- _Information provided_
▬▬▬▬▬▬
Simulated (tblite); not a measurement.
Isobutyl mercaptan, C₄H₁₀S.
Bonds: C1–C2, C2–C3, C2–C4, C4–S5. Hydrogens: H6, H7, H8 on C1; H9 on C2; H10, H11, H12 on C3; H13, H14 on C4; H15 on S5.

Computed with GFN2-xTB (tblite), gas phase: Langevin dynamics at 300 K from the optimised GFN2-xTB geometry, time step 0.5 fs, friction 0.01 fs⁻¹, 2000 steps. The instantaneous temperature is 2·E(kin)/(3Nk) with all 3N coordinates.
▬▬▬▬▬▬

- _Assignment_
Your answer should be exactly the lines of the data above, from the first through the line containing "Bonds: C1–C2, C2–C3, C2–C4, C4–S5.".

- _Your response_
Simulated (tblite); not a measurement.
Isobutyl mercaptan, C₄H₁₀S.
Bonds: C1–C2, C2–C3, C2–C4, C4–S5. Hydrogens: H6, H7, H8 on C1; H9 on C2; H10, H11, H12 on C3; H13, H14 on C4; H15 on S5.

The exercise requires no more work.